# Raw data:
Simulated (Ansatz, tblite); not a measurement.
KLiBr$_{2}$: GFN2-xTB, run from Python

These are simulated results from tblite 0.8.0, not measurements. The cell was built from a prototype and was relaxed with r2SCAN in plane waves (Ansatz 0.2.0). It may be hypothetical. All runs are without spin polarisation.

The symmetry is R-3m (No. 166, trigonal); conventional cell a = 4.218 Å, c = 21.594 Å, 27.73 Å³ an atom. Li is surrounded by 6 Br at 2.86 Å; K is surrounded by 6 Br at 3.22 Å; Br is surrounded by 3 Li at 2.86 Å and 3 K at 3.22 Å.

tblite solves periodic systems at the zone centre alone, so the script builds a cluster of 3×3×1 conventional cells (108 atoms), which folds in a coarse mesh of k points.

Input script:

# Task item:
Take the first line of the material above as the start and the line that contains "tblite solves periodic" as the end. Output only that span, every line exactly as it stands.

# Answer area:
Simulated (Ansatz, tblite); not a measurement.
KLiBr$_{2}$: GFN2-xTB, run from Python

These are simulated results from tblite 0.8.0, not measurements. The cell was built from a prototype and was relaxed with r2SCAN in plane waves (Ansatz 0.2.0). It may be hypothetical. All runs are without spin polarisation.

The symmetry is R-3m (No. 166, trigonal); conventional cell a = 4.218 Å, c = 21.594 Å, 27.73 Å³ an atom. Li is surrounded by 6 Br at 2.86 Å; K is surrounded by 6 Br at 3.22 Å; Br is surrounded by 3 Li at 2.86 Å and 3 K at 3.22 Å.

tblite solves periodic systems at the zone centre alone, so the script builds a cluster of 3×3×1 conventional cells (108 atoms), which folds in a coarse mesh of k points.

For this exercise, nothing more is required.